*** DATA SHOWN ***

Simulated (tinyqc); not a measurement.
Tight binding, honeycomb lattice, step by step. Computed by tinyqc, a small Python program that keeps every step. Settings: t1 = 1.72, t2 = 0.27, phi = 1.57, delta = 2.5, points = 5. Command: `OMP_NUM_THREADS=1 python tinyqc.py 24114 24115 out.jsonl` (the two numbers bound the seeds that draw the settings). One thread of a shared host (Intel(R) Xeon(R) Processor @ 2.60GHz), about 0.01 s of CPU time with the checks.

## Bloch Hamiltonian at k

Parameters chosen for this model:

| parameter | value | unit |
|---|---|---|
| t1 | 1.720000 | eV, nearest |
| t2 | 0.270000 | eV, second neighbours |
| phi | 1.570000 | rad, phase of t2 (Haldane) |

*** End of DATA SHOWN ***

## [EXERCISE]
The whole of the data must be given back word for word.

## [TASK RESULT]
Simulated (tinyqc); not a measurement.
Tight binding, honeycomb lattice, step by step. Computed by tinyqc, a small Python program that keeps every step. Settings: t1 = 1.72, t2 = 0.27, phi = 1.57, delta = 2.5, points = 5. Command: `OMP_NUM_THREADS=1 python tinyqc.py 24114 24115 out.jsonl` (the two numbers bound the seeds that draw the settings). One thread of a shared host (Intel(R) Xeon(R) Processor @ 2.60GHz), about 0.01 s of CPU time with the checks.

## Bloch Hamiltonian at k

Parameters chosen for this model:

| parameter | value | unit |
|---|---|---|
| t1 | 1.720000 | eV, nearest |
| t2 | 0.270000 | eV, second neighbours |
| phi | 1.570000 | rad, phase of t2 (Haldane) |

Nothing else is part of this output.